WORK ORDER: Reproduce exactly the lines that run from the start of the records below to the line with "A: gap on the", inclusive.

ENTRIES PROVIDED:
========================================

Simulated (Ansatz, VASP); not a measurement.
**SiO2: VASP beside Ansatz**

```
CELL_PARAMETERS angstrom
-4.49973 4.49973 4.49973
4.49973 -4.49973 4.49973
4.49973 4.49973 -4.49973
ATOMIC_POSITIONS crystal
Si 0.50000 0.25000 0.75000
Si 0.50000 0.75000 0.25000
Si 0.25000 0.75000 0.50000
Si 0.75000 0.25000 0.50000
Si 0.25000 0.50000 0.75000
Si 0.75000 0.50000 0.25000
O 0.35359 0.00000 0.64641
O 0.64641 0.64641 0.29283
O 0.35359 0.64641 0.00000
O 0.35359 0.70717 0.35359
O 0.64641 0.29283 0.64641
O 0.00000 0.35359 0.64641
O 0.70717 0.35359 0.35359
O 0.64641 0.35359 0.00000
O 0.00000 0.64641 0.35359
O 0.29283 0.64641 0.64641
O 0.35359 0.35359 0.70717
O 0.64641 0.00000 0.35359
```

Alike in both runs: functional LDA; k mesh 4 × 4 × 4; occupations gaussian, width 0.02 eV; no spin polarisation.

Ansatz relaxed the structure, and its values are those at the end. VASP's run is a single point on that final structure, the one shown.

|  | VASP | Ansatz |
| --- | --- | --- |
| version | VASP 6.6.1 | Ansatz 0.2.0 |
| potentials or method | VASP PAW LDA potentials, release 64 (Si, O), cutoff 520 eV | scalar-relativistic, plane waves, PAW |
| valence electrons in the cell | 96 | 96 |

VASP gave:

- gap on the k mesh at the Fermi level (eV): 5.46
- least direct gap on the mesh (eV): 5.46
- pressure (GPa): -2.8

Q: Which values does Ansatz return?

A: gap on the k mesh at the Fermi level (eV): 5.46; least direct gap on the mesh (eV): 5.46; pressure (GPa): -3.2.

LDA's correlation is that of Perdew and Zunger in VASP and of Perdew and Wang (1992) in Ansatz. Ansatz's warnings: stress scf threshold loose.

========================================

REPLY:
Simulated (Ansatz, VASP); not a measurement.
**SiO2: VASP beside Ansatz**

```
CELL_PARAMETERS angstrom
-4.49973 4.49973 4.49973
4.49973 -4.49973 4.49973
4.49973 4.49973 -4.49973
ATOMIC_POSITIONS crystal
Si 0.50000 0.25000 0.75000
Si 0.50000 0.75000 0.25000
Si 0.25000 0.75000 0.50000
Si 0.75000 0.25000 0.50000
Si 0.25000 0.50000 0.75000
Si 0.75000 0.50000 0.25000
O 0.35359 0.00000 0.64641
O 0.64641 0.64641 0.29283
O 0.35359 0.64641 0.00000
O 0.35359 0.70717 0.35359
O 0.64641 0.29283 0.64641
O 0.00000 0.35359 0.64641
O 0.70717 0.35359 0.35359
O 0.64641 0.35359 0.00000
O 0.00000 0.64641 0.35359
O 0.29283 0.64641 0.64641
O 0.35359 0.35359 0.70717
O 0.64641 0.00000 0.35359
```

Alike in both runs: functional LDA; k mesh 4 × 4 × 4; occupations gaussian, width 0.02 eV; no spin polarisation.

Ansatz relaxed the structure, and its values are those at the end. VASP's run is a single point on that final structure, the one shown.

|  | VASP | Ansatz |
| --- | --- | --- |
| version | VASP 6.6.1 | Ansatz 0.2.0 |
| potentials or method | VASP PAW LDA potentials, release 64 (Si, O), cutoff 520 eV | scalar-relativistic, plane waves, PAW |
| valence electrons in the cell | 96 | 96 |

VASP gave:

- gap on the k mesh at the Fermi level (eV): 5.46
- least direct gap on the mesh (eV): 5.46
- pressure (GPa): -2.8

Q: Which values does Ansatz return?

A: gap on the k mesh at the Fermi level (eV): 5.46; least direct gap on the mesh (eV): 5.46; pressure (GPa): -3.2.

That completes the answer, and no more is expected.